→ **Source information**
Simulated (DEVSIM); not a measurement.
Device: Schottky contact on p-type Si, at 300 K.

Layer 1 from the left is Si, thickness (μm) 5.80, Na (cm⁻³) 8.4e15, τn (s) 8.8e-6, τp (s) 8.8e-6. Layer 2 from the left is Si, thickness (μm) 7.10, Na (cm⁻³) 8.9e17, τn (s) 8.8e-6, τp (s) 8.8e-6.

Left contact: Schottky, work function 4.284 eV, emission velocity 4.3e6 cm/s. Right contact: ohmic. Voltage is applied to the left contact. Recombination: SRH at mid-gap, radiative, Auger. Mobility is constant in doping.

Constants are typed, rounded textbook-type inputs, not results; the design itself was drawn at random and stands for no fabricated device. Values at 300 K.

→ **Work item**
Copy the records above. Leave out nothing.

→ **Written answer**
Simulated (DEVSIM); not a measurement.
Device: Schottky contact on p-type Si, at 300 K.

Layer 1 from the left is Si, thickness (μm) 5.80, Na (cm⁻³) 8.4e15, τn (s) 8.8e-6, τp (s) 8.8e-6. Layer 2 from the left is Si, thickness (μm) 7.10, Na (cm⁻³) 8.9e17, τn (s) 8.8e-6, τp (s) 8.8e-6.

Left contact: Schottky, work function 4.284 eV, emission velocity 4.3e6 cm/s. Right contact: ohmic. Voltage is applied to the left contact. Recombination: SRH at mid-gap, radiative, Auger. Mobility is constant in doping.

Constants are typed, rounded textbook-type inputs, not results; the design itself was drawn at random and stands for no fabricated device. Values at 300 K.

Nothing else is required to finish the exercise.